- Brief: Look below for the line containing "0.00 | -7.11 |"; from there, print each line exactly up to and including the line containing "2. The shown", and stop.

┌─ Information shown

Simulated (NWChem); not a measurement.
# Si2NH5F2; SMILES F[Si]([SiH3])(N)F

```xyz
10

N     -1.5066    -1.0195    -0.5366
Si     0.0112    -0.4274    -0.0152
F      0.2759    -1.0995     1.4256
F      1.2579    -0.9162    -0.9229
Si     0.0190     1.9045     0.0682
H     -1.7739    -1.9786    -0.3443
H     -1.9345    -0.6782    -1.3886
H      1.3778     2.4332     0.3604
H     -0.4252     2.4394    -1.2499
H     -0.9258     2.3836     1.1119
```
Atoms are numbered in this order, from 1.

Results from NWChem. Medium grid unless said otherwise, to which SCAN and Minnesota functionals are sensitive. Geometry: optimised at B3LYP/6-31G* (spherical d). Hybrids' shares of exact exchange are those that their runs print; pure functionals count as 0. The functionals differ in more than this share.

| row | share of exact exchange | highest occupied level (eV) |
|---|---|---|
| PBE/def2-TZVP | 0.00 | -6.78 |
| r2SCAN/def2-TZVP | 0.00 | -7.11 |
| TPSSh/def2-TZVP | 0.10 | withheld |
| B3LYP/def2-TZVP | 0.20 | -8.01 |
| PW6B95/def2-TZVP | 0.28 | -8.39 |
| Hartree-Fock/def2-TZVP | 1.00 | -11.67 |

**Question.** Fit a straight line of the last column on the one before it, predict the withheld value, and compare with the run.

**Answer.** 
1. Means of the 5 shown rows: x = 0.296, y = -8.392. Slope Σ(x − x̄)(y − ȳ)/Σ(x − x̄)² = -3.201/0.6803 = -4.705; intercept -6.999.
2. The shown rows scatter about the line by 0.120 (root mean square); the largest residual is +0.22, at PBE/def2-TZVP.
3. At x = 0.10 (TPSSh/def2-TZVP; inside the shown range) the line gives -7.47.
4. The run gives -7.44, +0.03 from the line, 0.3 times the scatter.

└─

- Task result:
| r2SCAN/def2-TZVP | 0.00 | -7.11 |
| TPSSh/def2-TZVP | 0.10 | withheld |
| B3LYP/def2-TZVP | 0.20 | -8.01 |
| PW6B95/def2-TZVP | 0.28 | -8.39 |
| Hartree-Fock/def2-TZVP | 1.00 | -11.67 |

**Question.** Fit a straight line of the last column on the one before it, predict the withheld value, and compare with the run.

**Answer.** 
1. Means of the 5 shown rows: x = 0.296, y = -8.392. Slope Σ(x − x̄)(y − ȳ)/Σ(x − x̄)² = -3.201/0.6803 = -4.705; intercept -6.999.
2. The shown rows scatter about the line by 0.120 (root mean square); the largest residual is +0.22, at PBE/def2-TZVP.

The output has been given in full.